• Dataset excerpts
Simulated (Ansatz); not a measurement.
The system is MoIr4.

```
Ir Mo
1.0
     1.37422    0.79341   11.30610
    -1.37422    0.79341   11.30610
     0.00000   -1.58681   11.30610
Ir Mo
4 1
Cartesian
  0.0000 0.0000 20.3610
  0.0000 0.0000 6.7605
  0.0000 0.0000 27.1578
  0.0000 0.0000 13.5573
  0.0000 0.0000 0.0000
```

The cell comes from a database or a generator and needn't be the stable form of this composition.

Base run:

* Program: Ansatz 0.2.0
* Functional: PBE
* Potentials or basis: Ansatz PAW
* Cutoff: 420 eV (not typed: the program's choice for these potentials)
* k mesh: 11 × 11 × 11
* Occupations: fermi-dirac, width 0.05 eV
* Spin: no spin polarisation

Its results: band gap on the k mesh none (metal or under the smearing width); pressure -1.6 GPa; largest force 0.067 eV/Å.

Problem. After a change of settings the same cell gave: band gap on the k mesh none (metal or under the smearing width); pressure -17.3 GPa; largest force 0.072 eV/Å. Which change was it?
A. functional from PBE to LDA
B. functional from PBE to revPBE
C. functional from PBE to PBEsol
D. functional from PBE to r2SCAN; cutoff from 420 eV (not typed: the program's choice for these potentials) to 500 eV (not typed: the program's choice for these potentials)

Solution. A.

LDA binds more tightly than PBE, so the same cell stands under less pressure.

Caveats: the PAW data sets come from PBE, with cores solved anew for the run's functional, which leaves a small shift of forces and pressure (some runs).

• Work instruction
Repeat exactly, and only, the run of lines from the start of the material above through the line that holds "LDA binds more".

• Your solution
Simulated (Ansatz); not a measurement.
The system is MoIr4.

```
Ir Mo
1.0
     1.37422    0.79341   11.30610
    -1.37422    0.79341   11.30610
     0.00000   -1.58681   11.30610
Ir Mo
4 1
Cartesian
  0.0000 0.0000 20.3610
  0.0000 0.0000 6.7605
  0.0000 0.0000 27.1578
  0.0000 0.0000 13.5573
  0.0000 0.0000 0.0000
```

The cell comes from a database or a generator and needn't be the stable form of this composition.

Base run:

* Program: Ansatz 0.2.0
* Functional: PBE
* Potentials or basis: Ansatz PAW
* Cutoff: 420 eV (not typed: the program's choice for these potentials)
* k mesh: 11 × 11 × 11
* Occupations: fermi-dirac, width 0.05 eV
* Spin: no spin polarisation

Its results: band gap on the k mesh none (metal or under the smearing width); pressure -1.6 GPa; largest force 0.067 eV/Å.

Problem. After a change of settings the same cell gave: band gap on the k mesh none (metal or under the smearing width); pressure -17.3 GPa; largest force 0.072 eV/Å. Which change was it?
A. functional from PBE to LDA
B. functional from PBE to revPBE
C. functional from PBE to PBEsol
D. functional from PBE to r2SCAN; cutoff from 420 eV (not typed: the program's choice for these potentials) to 500 eV (not typed: the program's choice for these potentials)

Solution. A.

LDA binds more tightly than PBE, so the same cell stands under less pressure.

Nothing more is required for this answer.